### Material supplied:
=======

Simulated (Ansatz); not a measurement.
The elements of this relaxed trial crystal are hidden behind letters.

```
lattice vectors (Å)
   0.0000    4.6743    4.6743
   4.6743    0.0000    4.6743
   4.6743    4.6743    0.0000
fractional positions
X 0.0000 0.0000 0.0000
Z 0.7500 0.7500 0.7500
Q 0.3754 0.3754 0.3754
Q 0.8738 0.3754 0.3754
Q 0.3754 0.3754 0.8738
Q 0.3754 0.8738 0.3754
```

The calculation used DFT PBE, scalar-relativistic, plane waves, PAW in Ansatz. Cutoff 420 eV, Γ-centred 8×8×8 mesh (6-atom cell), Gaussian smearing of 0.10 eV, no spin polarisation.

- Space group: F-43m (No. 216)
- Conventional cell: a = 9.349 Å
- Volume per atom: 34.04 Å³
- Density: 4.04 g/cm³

=======

### Brief:
Repeat all of the material, exactly as it reads.

### Reply:
Simulated (Ansatz); not a measurement.
The elements of this relaxed trial crystal are hidden behind letters.

```
lattice vectors (Å)
   0.0000    4.6743    4.6743
   4.6743    0.0000    4.6743
   4.6743    4.6743    0.0000
fractional positions
X 0.0000 0.0000 0.0000
Z 0.7500 0.7500 0.7500
Q 0.3754 0.3754 0.3754
Q 0.8738 0.3754 0.3754
Q 0.3754 0.3754 0.8738
Q 0.3754 0.8738 0.3754
```

The calculation used DFT PBE, scalar-relativistic, plane waves, PAW in Ansatz. Cutoff 420 eV, Γ-centred 8×8×8 mesh (6-atom cell), Gaussian smearing of 0.10 eV, no spin polarisation.

- Space group: F-43m (No. 216)
- Conventional cell: a = 9.349 Å
- Volume per atom: 34.04 Å³
- Density: 4.04 g/cm³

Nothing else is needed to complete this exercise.